TASK ITEM :: A full and exact copy of the listing that follows is needed.

-------- INPUT DATA
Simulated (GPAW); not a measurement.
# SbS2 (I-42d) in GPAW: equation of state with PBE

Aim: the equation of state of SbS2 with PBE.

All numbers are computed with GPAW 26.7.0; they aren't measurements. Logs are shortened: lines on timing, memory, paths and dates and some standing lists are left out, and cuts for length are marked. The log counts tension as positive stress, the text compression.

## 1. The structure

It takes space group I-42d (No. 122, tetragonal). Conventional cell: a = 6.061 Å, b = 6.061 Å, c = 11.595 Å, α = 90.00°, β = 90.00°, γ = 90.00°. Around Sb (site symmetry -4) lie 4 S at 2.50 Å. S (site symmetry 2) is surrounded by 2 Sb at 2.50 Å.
----------------

SOLUTION ::
Simulated (GPAW); not a measurement.
# SbS2 (I-42d) in GPAW: equation of state with PBE

Aim: the equation of state of SbS2 with PBE.

All numbers are computed with GPAW 26.7.0; they aren't measurements. Logs are shortened: lines on timing, memory, paths and dates and some standing lists are left out, and cuts for length are marked. The log counts tension as positive stress, the text compression.

## 1. The structure

It takes space group I-42d (No. 122, tetragonal). Conventional cell: a = 6.061 Å, b = 6.061 Å, c = 11.595 Å, α = 90.00°, β = 90.00°, γ = 90.00°. Around Sb (site symmetry -4) lie 4 S at 2.50 Å. S (site symmetry 2) is surrounded by 2 Sb at 2.50 Å.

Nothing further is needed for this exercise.